### [ENTRIES PROVIDED]
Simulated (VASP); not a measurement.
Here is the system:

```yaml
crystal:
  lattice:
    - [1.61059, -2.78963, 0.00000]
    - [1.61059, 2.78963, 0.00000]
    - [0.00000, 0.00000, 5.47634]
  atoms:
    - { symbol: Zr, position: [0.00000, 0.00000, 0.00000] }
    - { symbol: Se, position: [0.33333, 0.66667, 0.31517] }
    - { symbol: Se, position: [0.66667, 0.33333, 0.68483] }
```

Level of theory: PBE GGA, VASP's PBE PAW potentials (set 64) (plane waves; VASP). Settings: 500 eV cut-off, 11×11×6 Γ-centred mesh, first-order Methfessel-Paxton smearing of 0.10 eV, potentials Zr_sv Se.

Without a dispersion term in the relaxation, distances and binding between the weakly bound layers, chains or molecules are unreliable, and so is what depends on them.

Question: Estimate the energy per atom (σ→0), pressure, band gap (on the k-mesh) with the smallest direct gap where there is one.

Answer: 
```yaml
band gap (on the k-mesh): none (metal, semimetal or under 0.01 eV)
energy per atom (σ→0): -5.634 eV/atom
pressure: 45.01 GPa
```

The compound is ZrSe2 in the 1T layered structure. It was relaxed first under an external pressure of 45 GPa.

### [EXERCISE]
All the entries above should come back exactly as they are written.

### [RESPONSE AREA]
Simulated (VASP); not a measurement.
Here is the system:

```yaml
crystal:
  lattice:
    - [1.61059, -2.78963, 0.00000]
    - [1.61059, 2.78963, 0.00000]
    - [0.00000, 0.00000, 5.47634]
  atoms:
    - { symbol: Zr, position: [0.00000, 0.00000, 0.00000] }
    - { symbol: Se, position: [0.33333, 0.66667, 0.31517] }
    - { symbol: Se, position: [0.66667, 0.33333, 0.68483] }
```

Level of theory: PBE GGA, VASP's PBE PAW potentials (set 64) (plane waves; VASP). Settings: 500 eV cut-off, 11×11×6 Γ-centred mesh, first-order Methfessel-Paxton smearing of 0.10 eV, potentials Zr_sv Se.

Without a dispersion term in the relaxation, distances and binding between the weakly bound layers, chains or molecules are unreliable, and so is what depends on them.

Question: Estimate the energy per atom (σ→0), pressure, band gap (on the k-mesh) with the smallest direct gap where there is one.

Answer: 
```yaml
band gap (on the k-mesh): none (metal, semimetal or under 0.01 eV)
energy per atom (σ→0): -5.634 eV/atom
pressure: 45.01 GPa
```

The compound is ZrSe2 in the 1T layered structure. It was relaxed first under an external pressure of 45 GPa.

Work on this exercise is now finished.